* [BRIEF]:
Look below for the line holding "cell | 10 | 18 |" and the line holding "most (μB): 0.56.". Repeat those two and everything between, exactly.

--- DATA RECORDS Enclosed Below ---
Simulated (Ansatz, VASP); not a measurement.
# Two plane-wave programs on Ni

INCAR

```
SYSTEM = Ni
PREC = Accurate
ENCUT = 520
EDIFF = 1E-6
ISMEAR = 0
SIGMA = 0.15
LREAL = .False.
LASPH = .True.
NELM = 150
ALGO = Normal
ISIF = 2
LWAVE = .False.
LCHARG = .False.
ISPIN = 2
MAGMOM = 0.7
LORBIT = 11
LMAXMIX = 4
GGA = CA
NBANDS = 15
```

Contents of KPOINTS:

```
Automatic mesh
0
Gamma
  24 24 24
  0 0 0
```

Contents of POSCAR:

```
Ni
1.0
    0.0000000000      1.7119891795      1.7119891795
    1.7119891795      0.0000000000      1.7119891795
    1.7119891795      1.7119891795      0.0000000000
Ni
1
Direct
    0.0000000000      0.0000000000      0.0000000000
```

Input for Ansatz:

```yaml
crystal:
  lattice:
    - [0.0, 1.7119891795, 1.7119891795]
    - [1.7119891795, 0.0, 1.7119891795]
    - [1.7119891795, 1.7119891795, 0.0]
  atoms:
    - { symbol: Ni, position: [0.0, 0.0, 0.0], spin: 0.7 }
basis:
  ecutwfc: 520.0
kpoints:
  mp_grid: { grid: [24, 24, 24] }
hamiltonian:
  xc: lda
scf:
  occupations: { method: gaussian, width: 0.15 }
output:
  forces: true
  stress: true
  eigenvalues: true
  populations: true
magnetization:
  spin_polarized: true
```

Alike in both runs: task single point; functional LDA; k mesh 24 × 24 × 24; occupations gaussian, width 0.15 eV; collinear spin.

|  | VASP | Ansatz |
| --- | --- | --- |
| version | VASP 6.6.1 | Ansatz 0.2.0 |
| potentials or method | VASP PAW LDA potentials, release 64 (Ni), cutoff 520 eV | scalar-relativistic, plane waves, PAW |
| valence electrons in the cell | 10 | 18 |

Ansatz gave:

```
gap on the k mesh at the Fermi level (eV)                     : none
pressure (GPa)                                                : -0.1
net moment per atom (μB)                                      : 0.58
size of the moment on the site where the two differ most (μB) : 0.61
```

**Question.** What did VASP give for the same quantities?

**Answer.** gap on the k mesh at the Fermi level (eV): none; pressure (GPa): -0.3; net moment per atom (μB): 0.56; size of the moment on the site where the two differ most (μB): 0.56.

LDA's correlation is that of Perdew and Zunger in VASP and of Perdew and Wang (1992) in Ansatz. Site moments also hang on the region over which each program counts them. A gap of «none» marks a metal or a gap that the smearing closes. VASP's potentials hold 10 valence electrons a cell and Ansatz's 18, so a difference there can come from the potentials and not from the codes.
--- End of Enclosed DATA RECORDS ---

* [TASK SOLUTION]:
| valence electrons in the cell | 10 | 18 |

Ansatz gave:

```
gap on the k mesh at the Fermi level (eV)                     : none
pressure (GPa)                                                : -0.1
net moment per atom (μB)                                      : 0.58
size of the moment on the site where the two differ most (μB) : 0.61
```

**Question.** What did VASP give for the same quantities?

**Answer.** gap on the k mesh at the Fermi level (eV): none; pressure (GPa): -0.3; net moment per atom (μB): 0.56; size of the moment on the site where the two differ most (μB): 0.56.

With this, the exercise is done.